*TASK ITEM*. Could you output every record below exactly as it appears?

BEGIN DATASET CONTENT
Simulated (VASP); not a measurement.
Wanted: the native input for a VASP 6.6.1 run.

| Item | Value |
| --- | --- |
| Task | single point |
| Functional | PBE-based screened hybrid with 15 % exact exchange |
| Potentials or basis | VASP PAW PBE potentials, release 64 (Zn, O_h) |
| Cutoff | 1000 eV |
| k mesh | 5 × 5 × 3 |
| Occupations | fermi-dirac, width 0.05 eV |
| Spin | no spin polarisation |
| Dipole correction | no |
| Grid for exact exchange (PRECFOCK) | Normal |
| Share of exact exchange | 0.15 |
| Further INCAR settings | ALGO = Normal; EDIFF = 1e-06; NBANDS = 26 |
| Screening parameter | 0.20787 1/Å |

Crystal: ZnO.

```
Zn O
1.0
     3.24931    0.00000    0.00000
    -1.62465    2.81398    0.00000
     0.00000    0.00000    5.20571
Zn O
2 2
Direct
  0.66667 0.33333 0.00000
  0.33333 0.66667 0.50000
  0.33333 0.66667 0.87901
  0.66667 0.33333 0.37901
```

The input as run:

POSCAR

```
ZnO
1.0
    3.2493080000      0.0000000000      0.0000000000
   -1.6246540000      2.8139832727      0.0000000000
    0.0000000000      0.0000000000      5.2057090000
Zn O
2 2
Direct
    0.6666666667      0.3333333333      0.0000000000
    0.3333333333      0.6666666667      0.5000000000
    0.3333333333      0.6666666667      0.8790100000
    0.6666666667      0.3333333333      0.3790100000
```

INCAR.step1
END DATASET CONTENT

*WRITTEN SOLUTION*.
Simulated (VASP); not a measurement.
Wanted: the native input for a VASP 6.6.1 run.

| Item | Value |
| --- | --- |
| Task | single point |
| Functional | PBE-based screened hybrid with 15 % exact exchange |
| Potentials or basis | VASP PAW PBE potentials, release 64 (Zn, O_h) |
| Cutoff | 1000 eV |
| k mesh | 5 × 5 × 3 |
| Occupations | fermi-dirac, width 0.05 eV |
| Spin | no spin polarisation |
| Dipole correction | no |
| Grid for exact exchange (PRECFOCK) | Normal |
| Share of exact exchange | 0.15 |
| Further INCAR settings | ALGO = Normal; EDIFF = 1e-06; NBANDS = 26 |
| Screening parameter | 0.20787 1/Å |

Crystal: ZnO.

```
Zn O
1.0
     3.24931    0.00000    0.00000
    -1.62465    2.81398    0.00000
     0.00000    0.00000    5.20571
Zn O
2 2
Direct
  0.66667 0.33333 0.00000
  0.33333 0.66667 0.50000
  0.33333 0.66667 0.87901
  0.66667 0.33333 0.37901
```

The input as run:

POSCAR

```
ZnO
1.0
    3.2493080000      0.0000000000      0.0000000000
   -1.6246540000      2.8139832727      0.0000000000
    0.0000000000      0.0000000000      5.2057090000
Zn O
2 2
Direct
    0.6666666667      0.3333333333      0.0000000000
    0.3333333333      0.6666666667      0.5000000000
    0.3333333333      0.6666666667      0.8790100000
    0.6666666667      0.3333333333      0.3790100000
```

INCAR.step1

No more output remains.